## Work request
All of the data below is to be copied exactly.

## Available data
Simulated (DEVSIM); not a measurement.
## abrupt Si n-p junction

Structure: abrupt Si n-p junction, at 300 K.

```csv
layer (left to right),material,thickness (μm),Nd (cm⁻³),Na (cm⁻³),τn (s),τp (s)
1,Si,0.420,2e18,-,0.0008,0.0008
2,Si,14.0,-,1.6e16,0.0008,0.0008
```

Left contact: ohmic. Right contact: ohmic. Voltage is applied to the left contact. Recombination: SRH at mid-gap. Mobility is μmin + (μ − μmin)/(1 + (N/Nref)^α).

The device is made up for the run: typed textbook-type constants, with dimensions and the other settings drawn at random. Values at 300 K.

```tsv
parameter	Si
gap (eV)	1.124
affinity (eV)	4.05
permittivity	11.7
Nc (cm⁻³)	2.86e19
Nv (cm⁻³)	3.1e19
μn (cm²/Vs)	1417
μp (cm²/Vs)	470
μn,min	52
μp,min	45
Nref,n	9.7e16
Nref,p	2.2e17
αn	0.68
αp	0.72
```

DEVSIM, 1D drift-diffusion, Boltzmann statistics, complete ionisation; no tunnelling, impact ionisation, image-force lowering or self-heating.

## Exercise output
Simulated (DEVSIM); not a measurement.
## abrupt Si n-p junction

Structure: abrupt Si n-p junction, at 300 K.

```csv
layer (left to right),material,thickness (μm),Nd (cm⁻³),Na (cm⁻³),τn (s),τp (s)
1,Si,0.420,2e18,-,0.0008,0.0008
2,Si,14.0,-,1.6e16,0.0008,0.0008
```

Left contact: ohmic. Right contact: ohmic. Voltage is applied to the left contact. Recombination: SRH at mid-gap. Mobility is μmin + (μ − μmin)/(1 + (N/Nref)^α).

The device is made up for the run: typed textbook-type constants, with dimensions and the other settings drawn at random. Values at 300 K.

```tsv
parameter	Si
gap (eV)	1.124
affinity (eV)	4.05
permittivity	11.7
Nc (cm⁻³)	2.86e19
Nv (cm⁻³)	3.1e19
μn (cm²/Vs)	1417
μp (cm²/Vs)	470
μn,min	52
μp,min	45
Nref,n	9.7e16
Nref,p	2.2e17
αn	0.68
αp	0.72
```

DEVSIM, 1D drift-diffusion, Boltzmann statistics, complete ionisation; no tunnelling, impact ionisation, image-force lowering or self-heating.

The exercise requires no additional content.